---- Listed records
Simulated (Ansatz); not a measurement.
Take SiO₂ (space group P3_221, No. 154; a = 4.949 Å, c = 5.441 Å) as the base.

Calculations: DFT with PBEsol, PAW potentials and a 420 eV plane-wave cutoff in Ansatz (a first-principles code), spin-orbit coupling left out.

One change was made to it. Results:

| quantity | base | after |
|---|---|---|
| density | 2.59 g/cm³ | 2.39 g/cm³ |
--------

_Required action_
For this exercise, write out all of the data exactly.

_Written solution_
Simulated (Ansatz); not a measurement.
Take SiO₂ (space group P3_221, No. 154; a = 4.949 Å, c = 5.441 Å) as the base.

Calculations: DFT with PBEsol, PAW potentials and a 420 eV plane-wave cutoff in Ansatz (a first-principles code), spin-orbit coupling left out.

One change was made to it. Results:

| quantity | base | after |
|---|---|---|
| density | 2.59 g/cm³ | 2.39 g/cm³ |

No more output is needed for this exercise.